Your answer should be the lines below from the one holding "# Core binding energy against partial charge" through the one holding "SMILES with atom", copied exactly and with nothing else.

*** Opening of RECORDS SUPPLIED ***

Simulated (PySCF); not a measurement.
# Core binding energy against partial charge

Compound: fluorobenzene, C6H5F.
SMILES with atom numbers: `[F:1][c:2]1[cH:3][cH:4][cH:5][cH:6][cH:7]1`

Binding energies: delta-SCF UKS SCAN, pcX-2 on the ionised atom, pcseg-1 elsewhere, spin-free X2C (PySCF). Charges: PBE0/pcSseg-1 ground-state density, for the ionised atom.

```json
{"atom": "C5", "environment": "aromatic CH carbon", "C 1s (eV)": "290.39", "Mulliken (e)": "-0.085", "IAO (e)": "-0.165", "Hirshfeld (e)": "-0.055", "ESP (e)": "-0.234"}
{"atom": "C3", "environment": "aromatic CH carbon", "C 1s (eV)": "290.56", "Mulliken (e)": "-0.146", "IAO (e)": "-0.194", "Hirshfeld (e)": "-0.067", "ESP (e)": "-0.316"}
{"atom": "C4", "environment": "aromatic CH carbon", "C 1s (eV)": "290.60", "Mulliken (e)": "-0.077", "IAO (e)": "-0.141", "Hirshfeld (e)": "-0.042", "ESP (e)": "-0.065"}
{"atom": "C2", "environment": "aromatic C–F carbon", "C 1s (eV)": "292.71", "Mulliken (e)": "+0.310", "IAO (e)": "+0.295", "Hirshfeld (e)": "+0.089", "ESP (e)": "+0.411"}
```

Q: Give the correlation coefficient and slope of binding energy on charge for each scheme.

*** Close of RECORDS SUPPLIED ***

WRITTEN RESPONSE —
# Core binding energy against partial charge

Compound: fluorobenzene, C6H5F.
SMILES with atom numbers: `[F:1][c:2]1[cH:3][cH:4][cH:5][cH:6][cH:7]1`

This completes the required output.